▶ _WORK INSTRUCTION_: Please retype all the records below exactly as they read.

▶ _RECORDS SHOWN_:
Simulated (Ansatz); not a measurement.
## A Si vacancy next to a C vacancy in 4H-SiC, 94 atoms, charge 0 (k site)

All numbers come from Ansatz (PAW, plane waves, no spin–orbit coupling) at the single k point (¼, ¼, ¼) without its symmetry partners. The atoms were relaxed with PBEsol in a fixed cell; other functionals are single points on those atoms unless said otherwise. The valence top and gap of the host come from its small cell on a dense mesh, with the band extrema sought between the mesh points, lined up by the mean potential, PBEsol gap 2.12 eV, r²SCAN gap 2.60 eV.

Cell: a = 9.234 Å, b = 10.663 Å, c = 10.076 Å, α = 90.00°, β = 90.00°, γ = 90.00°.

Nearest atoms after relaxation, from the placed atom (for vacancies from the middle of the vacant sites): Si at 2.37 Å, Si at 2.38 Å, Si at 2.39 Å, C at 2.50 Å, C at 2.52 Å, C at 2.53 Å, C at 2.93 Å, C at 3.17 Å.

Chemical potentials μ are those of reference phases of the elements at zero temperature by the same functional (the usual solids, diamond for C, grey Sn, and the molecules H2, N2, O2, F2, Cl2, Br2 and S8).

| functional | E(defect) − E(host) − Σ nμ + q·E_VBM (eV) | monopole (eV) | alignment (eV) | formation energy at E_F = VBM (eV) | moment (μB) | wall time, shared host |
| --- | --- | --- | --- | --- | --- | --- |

▶ _WRITTEN ANSWER_:
Simulated (Ansatz); not a measurement.
## A Si vacancy next to a C vacancy in 4H-SiC, 94 atoms, charge 0 (k site)

All numbers come from Ansatz (PAW, plane waves, no spin–orbit coupling) at the single k point (¼, ¼, ¼) without its symmetry partners. The atoms were relaxed with PBEsol in a fixed cell; other functionals are single points on those atoms unless said otherwise. The valence top and gap of the host come from its small cell on a dense mesh, with the band extrema sought between the mesh points, lined up by the mean potential, PBEsol gap 2.12 eV, r²SCAN gap 2.60 eV.

Cell: a = 9.234 Å, b = 10.663 Å, c = 10.076 Å, α = 90.00°, β = 90.00°, γ = 90.00°.

Nearest atoms after relaxation, from the placed atom (for vacancies from the middle of the vacant sites): Si at 2.37 Å, Si at 2.38 Å, Si at 2.39 Å, C at 2.50 Å, C at 2.52 Å, C at 2.53 Å, C at 2.93 Å, C at 3.17 Å.

Chemical potentials μ are those of reference phases of the elements at zero temperature by the same functional (the usual solids, diamond for C, grey Sn, and the molecules H2, N2, O2, F2, Cl2, Br2 and S8).

| functional | E(defect) − E(host) − Σ nμ + q·E_VBM (eV) | monopole (eV) | alignment (eV) | formation energy at E_F = VBM (eV) | moment (μB) | wall time, shared host |
| --- | --- | --- | --- | --- | --- | --- |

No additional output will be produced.